** Records shown **
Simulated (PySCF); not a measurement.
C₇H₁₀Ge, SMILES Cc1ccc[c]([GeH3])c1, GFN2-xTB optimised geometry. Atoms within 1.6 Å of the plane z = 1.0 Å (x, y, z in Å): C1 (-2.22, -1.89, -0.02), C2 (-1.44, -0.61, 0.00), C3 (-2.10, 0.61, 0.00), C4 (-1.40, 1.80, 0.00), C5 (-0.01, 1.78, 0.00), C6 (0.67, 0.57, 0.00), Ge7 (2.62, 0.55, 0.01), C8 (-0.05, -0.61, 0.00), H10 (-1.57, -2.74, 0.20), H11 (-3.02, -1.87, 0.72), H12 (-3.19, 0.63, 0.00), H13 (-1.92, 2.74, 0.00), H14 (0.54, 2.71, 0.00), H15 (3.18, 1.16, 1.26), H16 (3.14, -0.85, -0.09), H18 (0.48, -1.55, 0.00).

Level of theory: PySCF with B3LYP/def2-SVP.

** Task item **
Go through the material and write each line out again exactly.

** Exercise answer **
Simulated (PySCF); not a measurement.
C₇H₁₀Ge, SMILES Cc1ccc[c]([GeH3])c1, GFN2-xTB optimised geometry. Atoms within 1.6 Å of the plane z = 1.0 Å (x, y, z in Å): C1 (-2.22, -1.89, -0.02), C2 (-1.44, -0.61, 0.00), C3 (-2.10, 0.61, 0.00), C4 (-1.40, 1.80, 0.00), C5 (-0.01, 1.78, 0.00), C6 (0.67, 0.57, 0.00), Ge7 (2.62, 0.55, 0.01), C8 (-0.05, -0.61, 0.00), H10 (-1.57, -2.74, 0.20), H11 (-3.02, -1.87, 0.72), H12 (-3.19, 0.63, 0.00), H13 (-1.92, 2.74, 0.00), H14 (0.54, 2.71, 0.00), H15 (3.18, 1.16, 1.26), H16 (3.14, -0.85, -0.09), H18 (0.48, -1.55, 0.00).

Level of theory: PySCF with B3LYP/def2-SVP.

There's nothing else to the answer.